**Provided data**
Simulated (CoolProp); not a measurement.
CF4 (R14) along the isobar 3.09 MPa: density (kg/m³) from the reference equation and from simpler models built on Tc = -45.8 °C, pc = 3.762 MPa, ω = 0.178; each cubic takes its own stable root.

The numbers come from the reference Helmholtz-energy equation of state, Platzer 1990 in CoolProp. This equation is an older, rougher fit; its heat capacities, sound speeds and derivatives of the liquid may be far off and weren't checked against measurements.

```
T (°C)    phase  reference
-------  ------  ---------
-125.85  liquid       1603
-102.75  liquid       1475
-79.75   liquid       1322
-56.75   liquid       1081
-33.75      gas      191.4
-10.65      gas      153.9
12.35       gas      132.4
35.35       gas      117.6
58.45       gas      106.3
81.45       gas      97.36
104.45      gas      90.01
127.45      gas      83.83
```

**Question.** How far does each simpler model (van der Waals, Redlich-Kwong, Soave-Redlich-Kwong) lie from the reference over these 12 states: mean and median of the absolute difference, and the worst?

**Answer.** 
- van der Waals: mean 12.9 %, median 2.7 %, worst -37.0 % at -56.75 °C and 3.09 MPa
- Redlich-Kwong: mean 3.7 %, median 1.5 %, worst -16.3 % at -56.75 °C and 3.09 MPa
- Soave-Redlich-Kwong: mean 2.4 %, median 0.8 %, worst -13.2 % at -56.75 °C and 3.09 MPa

**Brief**
Transcribe each line of the data above, unaltered, from the one where "- van der Waals: mean" appears to the one where "- Redlich-Kwong: mean" appears, inclusive of both.

**Exercise result**
- van der Waals: mean 12.9 %, median 2.7 %, worst -37.0 % at -56.75 °C and 3.09 MPa
- Redlich-Kwong: mean 3.7 %, median 1.5 %, worst -16.3 % at -56.75 °C and 3.09 MPa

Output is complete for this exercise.